▶ _Material shown_
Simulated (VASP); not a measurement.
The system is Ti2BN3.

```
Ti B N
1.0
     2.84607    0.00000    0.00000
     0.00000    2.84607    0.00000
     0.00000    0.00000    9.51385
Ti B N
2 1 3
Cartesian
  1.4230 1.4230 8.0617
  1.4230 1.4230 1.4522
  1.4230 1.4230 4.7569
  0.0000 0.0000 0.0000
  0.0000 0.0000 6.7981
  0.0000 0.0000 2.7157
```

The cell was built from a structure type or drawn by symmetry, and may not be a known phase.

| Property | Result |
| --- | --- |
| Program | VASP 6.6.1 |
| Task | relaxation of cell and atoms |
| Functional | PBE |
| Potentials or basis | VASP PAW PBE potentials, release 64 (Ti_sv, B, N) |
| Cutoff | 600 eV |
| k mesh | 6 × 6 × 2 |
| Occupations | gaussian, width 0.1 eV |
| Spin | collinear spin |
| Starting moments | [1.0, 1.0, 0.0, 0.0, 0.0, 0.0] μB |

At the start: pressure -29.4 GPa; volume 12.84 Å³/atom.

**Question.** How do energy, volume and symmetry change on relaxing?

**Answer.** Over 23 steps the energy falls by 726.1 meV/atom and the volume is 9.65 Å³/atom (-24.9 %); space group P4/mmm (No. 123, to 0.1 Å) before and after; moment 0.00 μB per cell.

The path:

▶ _Work request_
Beginning with the first line of the entries, repeat each line exactly until you have reproduced the one containing "μB per cell.", and add nothing further.

▶ _Solution_
Simulated (VASP); not a measurement.
The system is Ti2BN3.

```
Ti B N
1.0
     2.84607    0.00000    0.00000
     0.00000    2.84607    0.00000
     0.00000    0.00000    9.51385
Ti B N
2 1 3
Cartesian
  1.4230 1.4230 8.0617
  1.4230 1.4230 1.4522
  1.4230 1.4230 4.7569
  0.0000 0.0000 0.0000
  0.0000 0.0000 6.7981
  0.0000 0.0000 2.7157
```

The cell was built from a structure type or drawn by symmetry, and may not be a known phase.

| Property | Result |
| --- | --- |
| Program | VASP 6.6.1 |
| Task | relaxation of cell and atoms |
| Functional | PBE |
| Potentials or basis | VASP PAW PBE potentials, release 64 (Ti_sv, B, N) |
| Cutoff | 600 eV |
| k mesh | 6 × 6 × 2 |
| Occupations | gaussian, width 0.1 eV |
| Spin | collinear spin |
| Starting moments | [1.0, 1.0, 0.0, 0.0, 0.0, 0.0] μB |

At the start: pressure -29.4 GPa; volume 12.84 Å³/atom.

**Question.** How do energy, volume and symmetry change on relaxing?

**Answer.** Over 23 steps the energy falls by 726.1 meV/atom and the volume is 9.65 Å³/atom (-24.9 %); space group P4/mmm (No. 123, to 0.1 Å) before and after; moment 0.00 μB per cell.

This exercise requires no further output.